Start of DATA EXCERPTS

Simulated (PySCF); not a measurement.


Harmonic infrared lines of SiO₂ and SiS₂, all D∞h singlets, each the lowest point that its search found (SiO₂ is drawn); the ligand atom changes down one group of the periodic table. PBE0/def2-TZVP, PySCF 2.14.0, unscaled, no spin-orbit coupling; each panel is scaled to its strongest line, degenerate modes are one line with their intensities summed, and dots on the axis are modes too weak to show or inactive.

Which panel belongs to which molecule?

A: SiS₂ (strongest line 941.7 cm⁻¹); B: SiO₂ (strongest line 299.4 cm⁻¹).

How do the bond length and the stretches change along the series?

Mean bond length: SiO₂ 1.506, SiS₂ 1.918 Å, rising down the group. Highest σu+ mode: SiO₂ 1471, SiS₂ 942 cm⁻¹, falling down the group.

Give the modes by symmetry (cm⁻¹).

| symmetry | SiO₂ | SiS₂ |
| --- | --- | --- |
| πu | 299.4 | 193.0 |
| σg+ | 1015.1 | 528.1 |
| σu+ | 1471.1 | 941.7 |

End of DATA EXCERPTS

- ASSIGNED TASK
Retype the records above exactly as they appear.

- RESULT
Simulated (PySCF); not a measurement.


Harmonic infrared lines of SiO₂ and SiS₂, all D∞h singlets, each the lowest point that its search found (SiO₂ is drawn); the ligand atom changes down one group of the periodic table. PBE0/def2-TZVP, PySCF 2.14.0, unscaled, no spin-orbit coupling; each panel is scaled to its strongest line, degenerate modes are one line with their intensities summed, and dots on the axis are modes too weak to show or inactive.

Which panel belongs to which molecule?

A: SiS₂ (strongest line 941.7 cm⁻¹); B: SiO₂ (strongest line 299.4 cm⁻¹).

How do the bond length and the stretches change along the series?

Mean bond length: SiO₂ 1.506, SiS₂ 1.918 Å, rising down the group. Highest σu+ mode: SiO₂ 1471, SiS₂ 942 cm⁻¹, falling down the group.

Give the modes by symmetry (cm⁻¹).

| symmetry | SiO₂ | SiS₂ |
| --- | --- | --- |
| πu | 299.4 | 193.0 |
| σg+ | 1015.1 | 528.1 |
| σu+ | 1471.1 | 941.7 |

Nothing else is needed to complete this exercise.